DATA:
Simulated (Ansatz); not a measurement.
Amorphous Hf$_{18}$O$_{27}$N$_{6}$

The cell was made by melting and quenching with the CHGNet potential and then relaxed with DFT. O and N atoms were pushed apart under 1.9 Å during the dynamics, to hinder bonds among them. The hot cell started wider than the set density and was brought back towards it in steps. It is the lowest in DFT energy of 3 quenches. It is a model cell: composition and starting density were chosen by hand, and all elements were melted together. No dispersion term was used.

REQUIRED ACTION: Each record is to be reproduced exactly as it appears.

YOUR SOLUTION:
Simulated (Ansatz); not a measurement.
Amorphous Hf$_{18}$O$_{27}$N$_{6}$

The cell was made by melting and quenching with the CHGNet potential and then relaxed with DFT. O and N atoms were pushed apart under 1.9 Å during the dynamics, to hinder bonds among them. The hot cell started wider than the set density and was brought back towards it in steps. It is the lowest in DFT energy of 3 quenches. It is a model cell: composition and starting density were chosen by hand, and all elements were melted together. No dispersion term was used.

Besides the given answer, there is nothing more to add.